--*--
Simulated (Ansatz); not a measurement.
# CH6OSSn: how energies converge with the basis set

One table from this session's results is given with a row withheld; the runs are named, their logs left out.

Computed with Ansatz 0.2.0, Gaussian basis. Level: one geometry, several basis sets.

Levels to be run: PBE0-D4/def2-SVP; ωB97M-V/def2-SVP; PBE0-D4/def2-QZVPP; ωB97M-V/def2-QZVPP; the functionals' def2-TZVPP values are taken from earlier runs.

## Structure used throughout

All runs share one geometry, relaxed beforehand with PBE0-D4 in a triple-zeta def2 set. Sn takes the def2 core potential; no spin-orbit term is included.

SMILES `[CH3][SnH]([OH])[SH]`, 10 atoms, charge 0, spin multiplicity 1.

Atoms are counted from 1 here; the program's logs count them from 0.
--*--

Assigned task :: Only certain lines are wanted. Please return exactly those from the top of the data through the line with "## Structure used throughout".

Your solution ::
Simulated (Ansatz); not a measurement.
# CH6OSSn: how energies converge with the basis set

One table from this session's results is given with a row withheld; the runs are named, their logs left out.

Computed with Ansatz 0.2.0, Gaussian basis. Level: one geometry, several basis sets.

Levels to be run: PBE0-D4/def2-SVP; ωB97M-V/def2-SVP; PBE0-D4/def2-QZVPP; ωB97M-V/def2-QZVPP; the functionals' def2-TZVPP values are taken from earlier runs.

## Structure used throughout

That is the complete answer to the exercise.